==*==

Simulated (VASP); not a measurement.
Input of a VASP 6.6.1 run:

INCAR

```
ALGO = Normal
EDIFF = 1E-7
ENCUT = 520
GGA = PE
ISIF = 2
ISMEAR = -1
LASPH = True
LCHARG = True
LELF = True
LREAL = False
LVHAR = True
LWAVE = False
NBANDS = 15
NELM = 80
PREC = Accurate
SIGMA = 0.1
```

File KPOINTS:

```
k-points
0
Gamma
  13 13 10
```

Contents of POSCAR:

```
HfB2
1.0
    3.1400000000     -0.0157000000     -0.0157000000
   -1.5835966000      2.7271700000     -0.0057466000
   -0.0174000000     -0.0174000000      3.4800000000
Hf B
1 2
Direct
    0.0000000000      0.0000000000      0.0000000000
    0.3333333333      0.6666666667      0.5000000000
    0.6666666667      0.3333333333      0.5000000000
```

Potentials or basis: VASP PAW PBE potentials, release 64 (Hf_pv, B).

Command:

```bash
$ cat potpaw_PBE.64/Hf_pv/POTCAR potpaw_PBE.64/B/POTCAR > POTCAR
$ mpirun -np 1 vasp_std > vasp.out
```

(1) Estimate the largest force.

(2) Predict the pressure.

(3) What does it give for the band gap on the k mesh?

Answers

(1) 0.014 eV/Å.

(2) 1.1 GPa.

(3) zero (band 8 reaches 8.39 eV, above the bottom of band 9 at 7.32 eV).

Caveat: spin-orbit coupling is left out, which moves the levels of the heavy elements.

==*==

(Requirement): Copy out the entries exactly. Begin at the first line and end with the line that has "(3) zero (band".

(Written answer):
Simulated (VASP); not a measurement.
Input of a VASP 6.6.1 run:

INCAR

```
ALGO = Normal
EDIFF = 1E-7
ENCUT = 520
GGA = PE
ISIF = 2
ISMEAR = -1
LASPH = True
LCHARG = True
LELF = True
LREAL = False
LVHAR = True
LWAVE = False
NBANDS = 15
NELM = 80
PREC = Accurate
SIGMA = 0.1
```

File KPOINTS:

```
k-points
0
Gamma
  13 13 10
```

Contents of POSCAR:

```
HfB2
1.0
    3.1400000000     -0.0157000000     -0.0157000000
   -1.5835966000      2.7271700000     -0.0057466000
   -0.0174000000     -0.0174000000      3.4800000000
Hf B
1 2
Direct
    0.0000000000      0.0000000000      0.0000000000
    0.3333333333      0.6666666667      0.5000000000
    0.6666666667      0.3333333333      0.5000000000
```

Potentials or basis: VASP PAW PBE potentials, release 64 (Hf_pv, B).

Command:

```bash
$ cat potpaw_PBE.64/Hf_pv/POTCAR potpaw_PBE.64/B/POTCAR > POTCAR
$ mpirun -np 1 vasp_std > vasp.out
```

(1) Estimate the largest force.

(2) Predict the pressure.

(3) What does it give for the band gap on the k mesh?

Answers

(1) 0.014 eV/Å.

(2) 1.1 GPa.

(3) zero (band 8 reaches 8.39 eV, above the bottom of band 9 at 7.32 eV).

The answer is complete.